**The data:**

○ ○ ○

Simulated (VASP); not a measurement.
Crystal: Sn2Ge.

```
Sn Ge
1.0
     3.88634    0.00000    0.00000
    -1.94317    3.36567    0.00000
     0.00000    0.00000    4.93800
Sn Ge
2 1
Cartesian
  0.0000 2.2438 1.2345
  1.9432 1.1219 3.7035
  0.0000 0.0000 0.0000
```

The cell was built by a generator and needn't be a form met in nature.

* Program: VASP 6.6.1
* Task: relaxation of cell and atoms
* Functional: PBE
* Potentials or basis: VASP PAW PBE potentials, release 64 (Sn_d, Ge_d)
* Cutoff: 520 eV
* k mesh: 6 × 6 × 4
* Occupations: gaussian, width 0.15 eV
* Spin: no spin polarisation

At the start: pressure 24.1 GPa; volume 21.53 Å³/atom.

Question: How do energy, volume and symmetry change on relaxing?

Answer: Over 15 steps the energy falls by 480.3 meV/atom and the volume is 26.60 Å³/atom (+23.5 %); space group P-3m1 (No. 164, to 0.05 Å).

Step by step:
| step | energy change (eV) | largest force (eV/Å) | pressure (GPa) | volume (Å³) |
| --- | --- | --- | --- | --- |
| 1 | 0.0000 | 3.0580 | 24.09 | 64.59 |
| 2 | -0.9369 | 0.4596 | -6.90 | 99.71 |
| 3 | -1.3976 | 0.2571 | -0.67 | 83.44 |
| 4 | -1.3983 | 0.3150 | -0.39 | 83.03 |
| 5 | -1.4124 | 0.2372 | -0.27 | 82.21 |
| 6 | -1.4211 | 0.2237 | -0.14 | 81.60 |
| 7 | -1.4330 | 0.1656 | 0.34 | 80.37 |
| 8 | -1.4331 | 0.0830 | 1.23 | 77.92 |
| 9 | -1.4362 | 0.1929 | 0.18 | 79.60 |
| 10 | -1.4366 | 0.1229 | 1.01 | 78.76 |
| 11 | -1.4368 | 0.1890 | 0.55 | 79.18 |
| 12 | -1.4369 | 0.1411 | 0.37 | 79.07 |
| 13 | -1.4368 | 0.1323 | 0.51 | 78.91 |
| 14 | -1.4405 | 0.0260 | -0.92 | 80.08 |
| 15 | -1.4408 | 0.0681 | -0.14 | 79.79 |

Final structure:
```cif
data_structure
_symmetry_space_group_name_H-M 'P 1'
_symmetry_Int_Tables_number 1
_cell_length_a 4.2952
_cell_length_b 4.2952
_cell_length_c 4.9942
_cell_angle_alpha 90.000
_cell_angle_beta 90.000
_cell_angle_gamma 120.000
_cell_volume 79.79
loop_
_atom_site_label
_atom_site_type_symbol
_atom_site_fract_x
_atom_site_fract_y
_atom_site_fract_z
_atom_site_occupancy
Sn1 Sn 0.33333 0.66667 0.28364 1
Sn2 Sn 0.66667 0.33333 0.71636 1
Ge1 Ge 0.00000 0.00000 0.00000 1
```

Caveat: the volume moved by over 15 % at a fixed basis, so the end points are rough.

○ ○ ○

**Assignment:**
Restate verbatim all lines from the start of the data through the line containing "At the start: pressure", with both ends kept.

**Your solution:**
Simulated (VASP); not a measurement.
Crystal: Sn2Ge.

```
Sn Ge
1.0
     3.88634    0.00000    0.00000
    -1.94317    3.36567    0.00000
     0.00000    0.00000    4.93800
Sn Ge
2 1
Cartesian
  0.0000 2.2438 1.2345
  1.9432 1.1219 3.7035
  0.0000 0.0000 0.0000
```

The cell was built by a generator and needn't be a form met in nature.

* Program: VASP 6.6.1
* Task: relaxation of cell and atoms
* Functional: PBE
* Potentials or basis: VASP PAW PBE potentials, release 64 (Sn_d, Ge_d)
* Cutoff: 520 eV
* k mesh: 6 × 6 × 4
* Occupations: gaussian, width 0.15 eV
* Spin: no spin polarisation

At the start: pressure 24.1 GPa; volume 21.53 Å³/atom.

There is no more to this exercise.